# Task item
Please restate the material below word for word, from the first line through the one that contains "Calculated by density", inclusive.

# Material supplied
^^^^
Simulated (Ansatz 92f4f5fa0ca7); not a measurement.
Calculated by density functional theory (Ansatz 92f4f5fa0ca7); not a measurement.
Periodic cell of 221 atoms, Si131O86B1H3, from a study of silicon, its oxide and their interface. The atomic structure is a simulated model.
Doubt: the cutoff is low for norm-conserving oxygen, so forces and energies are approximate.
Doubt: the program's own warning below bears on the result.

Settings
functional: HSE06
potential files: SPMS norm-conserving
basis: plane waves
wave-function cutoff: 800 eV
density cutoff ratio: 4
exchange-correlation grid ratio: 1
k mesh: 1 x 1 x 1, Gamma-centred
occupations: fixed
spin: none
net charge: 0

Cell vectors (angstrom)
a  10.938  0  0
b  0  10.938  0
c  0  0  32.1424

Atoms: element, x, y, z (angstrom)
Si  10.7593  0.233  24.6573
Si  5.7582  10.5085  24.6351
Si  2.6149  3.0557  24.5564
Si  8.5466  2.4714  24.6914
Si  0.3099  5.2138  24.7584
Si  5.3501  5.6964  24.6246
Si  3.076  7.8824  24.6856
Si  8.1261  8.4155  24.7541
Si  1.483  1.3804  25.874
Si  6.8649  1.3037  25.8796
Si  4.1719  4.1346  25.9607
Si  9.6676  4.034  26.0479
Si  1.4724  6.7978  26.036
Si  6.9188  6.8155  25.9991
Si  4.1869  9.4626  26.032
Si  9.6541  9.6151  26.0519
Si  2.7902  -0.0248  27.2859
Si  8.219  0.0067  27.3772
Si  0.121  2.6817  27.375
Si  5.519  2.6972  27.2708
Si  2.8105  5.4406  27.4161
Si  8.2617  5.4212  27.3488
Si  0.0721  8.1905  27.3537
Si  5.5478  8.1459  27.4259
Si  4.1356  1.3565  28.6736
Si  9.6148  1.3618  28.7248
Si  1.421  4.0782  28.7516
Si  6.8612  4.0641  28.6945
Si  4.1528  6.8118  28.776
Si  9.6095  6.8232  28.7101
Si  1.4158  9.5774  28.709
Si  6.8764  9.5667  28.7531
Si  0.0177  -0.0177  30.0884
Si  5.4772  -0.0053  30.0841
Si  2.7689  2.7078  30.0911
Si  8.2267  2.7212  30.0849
^^^^

# Task result
Simulated (Ansatz 92f4f5fa0ca7); not a measurement.
Calculated by density functional theory (Ansatz 92f4f5fa0ca7); not a measurement.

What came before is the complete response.